Repeat the entries that follow from start to finish, keeping every character.

*** DATA EXTRACT

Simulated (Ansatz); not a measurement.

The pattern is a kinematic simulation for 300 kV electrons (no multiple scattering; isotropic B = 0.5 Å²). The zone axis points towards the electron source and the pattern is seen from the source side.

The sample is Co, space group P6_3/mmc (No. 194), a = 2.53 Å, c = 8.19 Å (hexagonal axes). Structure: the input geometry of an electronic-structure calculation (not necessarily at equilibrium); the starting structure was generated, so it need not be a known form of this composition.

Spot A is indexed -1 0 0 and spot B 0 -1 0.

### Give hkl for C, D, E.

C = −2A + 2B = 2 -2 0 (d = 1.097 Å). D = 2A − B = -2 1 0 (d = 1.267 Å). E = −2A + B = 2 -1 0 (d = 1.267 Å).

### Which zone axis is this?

******

- WORKED SOLUTION
Simulated (Ansatz); not a measurement.

The pattern is a kinematic simulation for 300 kV electrons (no multiple scattering; isotropic B = 0.5 Å²). The zone axis points towards the electron source and the pattern is seen from the source side.

The sample is Co, space group P6_3/mmc (No. 194), a = 2.53 Å, c = 8.19 Å (hexagonal axes). Structure: the input geometry of an electronic-structure calculation (not necessarily at equilibrium); the starting structure was generated, so it need not be a known form of this composition.

Spot A is indexed -1 0 0 and spot B 0 -1 0.

### Give hkl for C, D, E.

C = −2A + 2B = 2 -2 0 (d = 1.097 Å). D = 2A − B = -2 1 0 (d = 1.267 Å). E = −2A + B = 2 -1 0 (d = 1.267 Å).

### Which zone axis is this?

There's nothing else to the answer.